Data:
++++++

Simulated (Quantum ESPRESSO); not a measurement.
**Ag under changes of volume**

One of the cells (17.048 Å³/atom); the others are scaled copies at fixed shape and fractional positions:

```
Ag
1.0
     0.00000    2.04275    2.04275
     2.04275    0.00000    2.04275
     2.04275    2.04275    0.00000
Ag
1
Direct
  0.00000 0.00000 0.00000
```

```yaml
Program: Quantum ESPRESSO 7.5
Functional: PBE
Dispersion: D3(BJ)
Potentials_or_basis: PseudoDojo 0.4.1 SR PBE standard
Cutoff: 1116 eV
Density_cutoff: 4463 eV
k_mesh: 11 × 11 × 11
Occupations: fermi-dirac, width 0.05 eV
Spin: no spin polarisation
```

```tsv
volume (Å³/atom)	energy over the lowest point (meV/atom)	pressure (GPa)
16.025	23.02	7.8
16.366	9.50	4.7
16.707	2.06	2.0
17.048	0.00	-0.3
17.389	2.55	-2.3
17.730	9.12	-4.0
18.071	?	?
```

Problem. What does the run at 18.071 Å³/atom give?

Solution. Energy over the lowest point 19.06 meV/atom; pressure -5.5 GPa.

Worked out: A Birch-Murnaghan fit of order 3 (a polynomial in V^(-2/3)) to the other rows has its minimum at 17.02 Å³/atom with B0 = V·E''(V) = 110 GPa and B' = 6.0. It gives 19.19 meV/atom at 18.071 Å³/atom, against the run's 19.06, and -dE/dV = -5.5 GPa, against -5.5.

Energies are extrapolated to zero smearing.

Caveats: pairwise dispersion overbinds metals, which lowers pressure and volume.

++++++

Task item:
All that is wanted is a faithful reproduction of the line above with "One of the cells", the line with "Energies are extrapolated to zero smearing.", and every line in between.

Your response:
One of the cells (17.048 Å³/atom); the others are scaled copies at fixed shape and fractional positions:

```
Ag
1.0
     0.00000    2.04275    2.04275
     2.04275    0.00000    2.04275
     2.04275    2.04275    0.00000
Ag
1
Direct
  0.00000 0.00000 0.00000
```

```yaml
Program: Quantum ESPRESSO 7.5
Functional: PBE
Dispersion: D3(BJ)
Potentials_or_basis: PseudoDojo 0.4.1 SR PBE standard
Cutoff: 1116 eV
Density_cutoff: 4463 eV
k_mesh: 11 × 11 × 11
Occupations: fermi-dirac, width 0.05 eV
Spin: no spin polarisation
```

```tsv
volume (Å³/atom)	energy over the lowest point (meV/atom)	pressure (GPa)
16.025	23.02	7.8
16.366	9.50	4.7
16.707	2.06	2.0
17.048	0.00	-0.3
17.389	2.55	-2.3
17.730	9.12	-4.0
18.071	?	?
```

Problem. What does the run at 18.071 Å³/atom give?

Solution. Energy over the lowest point 19.06 meV/atom; pressure -5.5 GPa.

Worked out: A Birch-Murnaghan fit of order 3 (a polynomial in V^(-2/3)) to the other rows has its minimum at 17.02 Å³/atom with B0 = V·E''(V) = 110 GPa and B' = 6.0. It gives 19.19 meV/atom at 18.071 Å³/atom, against the run's 19.06, and -dE/dV = -5.5 GPa, against -5.5.

Energies are extrapolated to zero smearing.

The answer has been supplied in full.